*** DATA EXTRACTS Section Begins ***
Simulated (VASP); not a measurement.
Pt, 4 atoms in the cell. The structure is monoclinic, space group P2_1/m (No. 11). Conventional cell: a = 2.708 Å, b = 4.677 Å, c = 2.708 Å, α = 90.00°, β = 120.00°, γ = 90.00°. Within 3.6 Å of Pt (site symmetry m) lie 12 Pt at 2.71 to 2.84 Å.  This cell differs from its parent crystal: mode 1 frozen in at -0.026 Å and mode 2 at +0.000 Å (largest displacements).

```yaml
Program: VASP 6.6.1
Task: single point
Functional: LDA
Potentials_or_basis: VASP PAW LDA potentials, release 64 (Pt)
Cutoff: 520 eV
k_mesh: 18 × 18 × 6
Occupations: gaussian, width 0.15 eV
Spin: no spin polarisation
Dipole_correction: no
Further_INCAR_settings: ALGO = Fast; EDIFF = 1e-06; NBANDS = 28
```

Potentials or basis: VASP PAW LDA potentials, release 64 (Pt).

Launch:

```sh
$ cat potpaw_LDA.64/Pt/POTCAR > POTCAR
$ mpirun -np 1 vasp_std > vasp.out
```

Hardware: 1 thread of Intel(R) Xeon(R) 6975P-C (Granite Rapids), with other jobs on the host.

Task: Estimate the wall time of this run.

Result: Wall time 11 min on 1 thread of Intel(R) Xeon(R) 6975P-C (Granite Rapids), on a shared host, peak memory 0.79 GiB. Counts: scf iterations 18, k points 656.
*** DATA EXTRACTS Section Ends ***

#### WORK ORDER:
Your answer must consist only of the lines from the start of the records above through the line with "Task: Estimate the wall time of this run.", each retyped exactly.

#### ANSWER AREA:
Simulated (VASP); not a measurement.
Pt, 4 atoms in the cell. The structure is monoclinic, space group P2_1/m (No. 11). Conventional cell: a = 2.708 Å, b = 4.677 Å, c = 2.708 Å, α = 90.00°, β = 120.00°, γ = 90.00°. Within 3.6 Å of Pt (site symmetry m) lie 12 Pt at 2.71 to 2.84 Å.  This cell differs from its parent crystal: mode 1 frozen in at -0.026 Å and mode 2 at +0.000 Å (largest displacements).

```yaml
Program: VASP 6.6.1
Task: single point
Functional: LDA
Potentials_or_basis: VASP PAW LDA potentials, release 64 (Pt)
Cutoff: 520 eV
k_mesh: 18 × 18 × 6
Occupations: gaussian, width 0.15 eV
Spin: no spin polarisation
Dipole_correction: no
Further_INCAR_settings: ALGO = Fast; EDIFF = 1e-06; NBANDS = 28
```

Potentials or basis: VASP PAW LDA potentials, release 64 (Pt).

Launch:

```sh
$ cat potpaw_LDA.64/Pt/POTCAR > POTCAR
$ mpirun -np 1 vasp_std > vasp.out
```

Hardware: 1 thread of Intel(R) Xeon(R) 6975P-C (Granite Rapids), with other jobs on the host.

Task: Estimate the wall time of this run.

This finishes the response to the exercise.